→ WORK ORDER
The answer must consist of every record below, reproduced exactly.

→ PROVIDED RECORDS
********

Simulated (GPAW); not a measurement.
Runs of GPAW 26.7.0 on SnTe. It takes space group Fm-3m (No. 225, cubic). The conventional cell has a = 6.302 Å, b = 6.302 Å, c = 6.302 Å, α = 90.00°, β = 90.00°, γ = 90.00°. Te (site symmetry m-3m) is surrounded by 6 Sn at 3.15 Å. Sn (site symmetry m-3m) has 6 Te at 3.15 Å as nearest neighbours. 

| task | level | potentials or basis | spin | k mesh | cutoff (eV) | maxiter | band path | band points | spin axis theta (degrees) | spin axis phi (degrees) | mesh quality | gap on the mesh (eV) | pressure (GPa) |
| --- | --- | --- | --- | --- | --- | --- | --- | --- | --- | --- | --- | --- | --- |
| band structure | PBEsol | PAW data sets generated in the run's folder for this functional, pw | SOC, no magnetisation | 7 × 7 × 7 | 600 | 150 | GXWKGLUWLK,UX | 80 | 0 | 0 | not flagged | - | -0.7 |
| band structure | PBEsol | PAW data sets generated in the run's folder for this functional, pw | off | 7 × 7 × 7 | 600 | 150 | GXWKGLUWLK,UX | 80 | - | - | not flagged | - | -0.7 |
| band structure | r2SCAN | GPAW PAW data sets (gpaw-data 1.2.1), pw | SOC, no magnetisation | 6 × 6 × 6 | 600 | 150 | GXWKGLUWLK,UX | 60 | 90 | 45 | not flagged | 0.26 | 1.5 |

********

→ WRITTEN REPLY
Simulated (GPAW); not a measurement.
Runs of GPAW 26.7.0 on SnTe. It takes space group Fm-3m (No. 225, cubic). The conventional cell has a = 6.302 Å, b = 6.302 Å, c = 6.302 Å, α = 90.00°, β = 90.00°, γ = 90.00°. Te (site symmetry m-3m) is surrounded by 6 Sn at 3.15 Å. Sn (site symmetry m-3m) has 6 Te at 3.15 Å as nearest neighbours. 

| task | level | potentials or basis | spin | k mesh | cutoff (eV) | maxiter | band path | band points | spin axis theta (degrees) | spin axis phi (degrees) | mesh quality | gap on the mesh (eV) | pressure (GPa) |
| --- | --- | --- | --- | --- | --- | --- | --- | --- | --- | --- | --- | --- | --- |
| band structure | PBEsol | PAW data sets generated in the run's folder for this functional, pw | SOC, no magnetisation | 7 × 7 × 7 | 600 | 150 | GXWKGLUWLK,UX | 80 | 0 | 0 | not flagged | - | -0.7 |
| band structure | PBEsol | PAW data sets generated in the run's folder for this functional, pw | off | 7 × 7 × 7 | 600 | 150 | GXWKGLUWLK,UX | 80 | - | - | not flagged | - | -0.7 |
| band structure | r2SCAN | GPAW PAW data sets (gpaw-data 1.2.1), pw | SOC, no magnetisation | 6 × 6 × 6 | 600 | 150 | GXWKGLUWLK,UX | 60 | 90 | 45 | not flagged | 0.26 | 1.5 |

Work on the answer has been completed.